• [Available data]:
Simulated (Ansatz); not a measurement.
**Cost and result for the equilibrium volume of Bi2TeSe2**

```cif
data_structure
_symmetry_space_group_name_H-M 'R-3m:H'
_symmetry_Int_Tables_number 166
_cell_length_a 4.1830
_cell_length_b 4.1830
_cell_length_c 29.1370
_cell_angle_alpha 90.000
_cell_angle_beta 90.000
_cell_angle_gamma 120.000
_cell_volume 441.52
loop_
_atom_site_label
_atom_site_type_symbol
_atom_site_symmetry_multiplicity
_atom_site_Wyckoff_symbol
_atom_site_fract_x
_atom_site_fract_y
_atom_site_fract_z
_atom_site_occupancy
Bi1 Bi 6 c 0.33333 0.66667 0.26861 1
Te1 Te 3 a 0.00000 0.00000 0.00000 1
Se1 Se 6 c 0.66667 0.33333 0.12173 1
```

• [Work task]: Your task is to retype the records precisely as they stand.

• [Task response]:
Simulated (Ansatz); not a measurement.
**Cost and result for the equilibrium volume of Bi2TeSe2**

```cif
data_structure
_symmetry_space_group_name_H-M 'R-3m:H'
_symmetry_Int_Tables_number 166
_cell_length_a 4.1830
_cell_length_b 4.1830
_cell_length_c 29.1370
_cell_angle_alpha 90.000
_cell_angle_beta 90.000
_cell_angle_gamma 120.000
_cell_volume 441.52
loop_
_atom_site_label
_atom_site_type_symbol
_atom_site_symmetry_multiplicity
_atom_site_Wyckoff_symbol
_atom_site_fract_x
_atom_site_fract_y
_atom_site_fract_z
_atom_site_occupancy
Bi1 Bi 6 c 0.33333 0.66667 0.26861 1
Te1 Te 3 a 0.00000 0.00000 0.00000 1
Se1 Se 6 c 0.66667 0.33333 0.12173 1
```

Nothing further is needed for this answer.